**Work request**
Would you please copy every line of the material that follows, exactly as it reads?

*-*-*
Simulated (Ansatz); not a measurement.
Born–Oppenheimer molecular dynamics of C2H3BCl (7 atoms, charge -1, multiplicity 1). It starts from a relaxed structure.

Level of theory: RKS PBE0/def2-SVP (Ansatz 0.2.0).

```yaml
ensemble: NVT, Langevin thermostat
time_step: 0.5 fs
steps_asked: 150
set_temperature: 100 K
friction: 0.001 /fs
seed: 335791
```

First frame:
*-*-*

**Solution**
Simulated (Ansatz); not a measurement.
Born–Oppenheimer molecular dynamics of C2H3BCl (7 atoms, charge -1, multiplicity 1). It starts from a relaxed structure.

Level of theory: RKS PBE0/def2-SVP (Ansatz 0.2.0).

```yaml
ensemble: NVT, Langevin thermostat
time_step: 0.5 fs
steps_asked: 150
set_temperature: 100 K
friction: 0.001 /fs
seed: 335791
```

First frame:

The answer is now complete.